*Activity*:
Output each line of the data word for word, from the first through the line that holds "was it run at?", and leave off whatever follows.

*Dataset entries*:
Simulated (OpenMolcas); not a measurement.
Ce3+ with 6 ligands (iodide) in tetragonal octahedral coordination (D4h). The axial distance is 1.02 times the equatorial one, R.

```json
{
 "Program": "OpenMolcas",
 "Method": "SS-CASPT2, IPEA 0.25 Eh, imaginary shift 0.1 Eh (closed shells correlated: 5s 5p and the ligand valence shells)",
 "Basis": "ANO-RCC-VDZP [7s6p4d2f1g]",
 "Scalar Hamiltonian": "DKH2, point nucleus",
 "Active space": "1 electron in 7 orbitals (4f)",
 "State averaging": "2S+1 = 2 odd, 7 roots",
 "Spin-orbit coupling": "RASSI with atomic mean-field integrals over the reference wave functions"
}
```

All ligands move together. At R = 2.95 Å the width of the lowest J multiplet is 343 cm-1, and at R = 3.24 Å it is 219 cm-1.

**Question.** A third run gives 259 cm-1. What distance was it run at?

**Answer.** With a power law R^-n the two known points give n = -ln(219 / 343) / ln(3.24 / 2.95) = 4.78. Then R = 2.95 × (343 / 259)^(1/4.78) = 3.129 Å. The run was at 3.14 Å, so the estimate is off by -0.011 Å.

*Response area*:
Simulated (OpenMolcas); not a measurement.
Ce3+ with 6 ligands (iodide) in tetragonal octahedral coordination (D4h). The axial distance is 1.02 times the equatorial one, R.

```json
{
 "Program": "OpenMolcas",
 "Method": "SS-CASPT2, IPEA 0.25 Eh, imaginary shift 0.1 Eh (closed shells correlated: 5s 5p and the ligand valence shells)",
 "Basis": "ANO-RCC-VDZP [7s6p4d2f1g]",
 "Scalar Hamiltonian": "DKH2, point nucleus",
 "Active space": "1 electron in 7 orbitals (4f)",
 "State averaging": "2S+1 = 2 odd, 7 roots",
 "Spin-orbit coupling": "RASSI with atomic mean-field integrals over the reference wave functions"
}
```

All ligands move together. At R = 2.95 Å the width of the lowest J multiplet is 343 cm-1, and at R = 3.24 Å it is 219 cm-1.

**Question.** A third run gives 259 cm-1. What distance was it run at?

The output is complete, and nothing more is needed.